### Information given
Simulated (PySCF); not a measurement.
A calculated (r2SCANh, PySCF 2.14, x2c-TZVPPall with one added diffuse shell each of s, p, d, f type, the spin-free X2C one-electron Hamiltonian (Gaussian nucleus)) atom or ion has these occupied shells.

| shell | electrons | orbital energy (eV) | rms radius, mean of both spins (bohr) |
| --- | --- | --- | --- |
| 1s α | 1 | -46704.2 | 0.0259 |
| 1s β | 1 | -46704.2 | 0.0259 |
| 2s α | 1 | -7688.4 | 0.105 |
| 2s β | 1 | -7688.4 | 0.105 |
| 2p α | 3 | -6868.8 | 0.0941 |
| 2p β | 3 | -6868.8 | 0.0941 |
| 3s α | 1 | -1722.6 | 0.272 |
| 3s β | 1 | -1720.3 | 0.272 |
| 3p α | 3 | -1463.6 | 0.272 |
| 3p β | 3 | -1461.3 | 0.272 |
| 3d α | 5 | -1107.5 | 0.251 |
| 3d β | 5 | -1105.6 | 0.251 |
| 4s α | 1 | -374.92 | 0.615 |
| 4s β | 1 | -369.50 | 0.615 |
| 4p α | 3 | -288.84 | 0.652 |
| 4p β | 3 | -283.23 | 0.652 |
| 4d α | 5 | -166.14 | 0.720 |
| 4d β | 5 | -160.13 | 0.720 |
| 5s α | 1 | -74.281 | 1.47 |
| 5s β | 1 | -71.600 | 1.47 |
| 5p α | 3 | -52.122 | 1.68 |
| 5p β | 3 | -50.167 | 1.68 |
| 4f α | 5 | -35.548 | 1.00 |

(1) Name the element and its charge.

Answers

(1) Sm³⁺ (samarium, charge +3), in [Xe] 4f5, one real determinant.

### Work request
Out of the data above, transcribe exactly and only the lines starting with the line that has "β | 3 | -6868.8 | 0.0941 |" and going on through the line that has "-283.23 | 0.652 |", both included.

### Response box
| 2p β | 3 | -6868.8 | 0.0941 |
| 3s α | 1 | -1722.6 | 0.272 |
| 3s β | 1 | -1720.3 | 0.272 |
| 3p α | 3 | -1463.6 | 0.272 |
| 3p β | 3 | -1461.3 | 0.272 |
| 3d α | 5 | -1107.5 | 0.251 |
| 3d β | 5 | -1105.6 | 0.251 |
| 4s α | 1 | -374.92 | 0.615 |
| 4s β | 1 | -369.50 | 0.615 |
| 4p α | 3 | -288.84 | 0.652 |
| 4p β | 3 | -283.23 | 0.652 |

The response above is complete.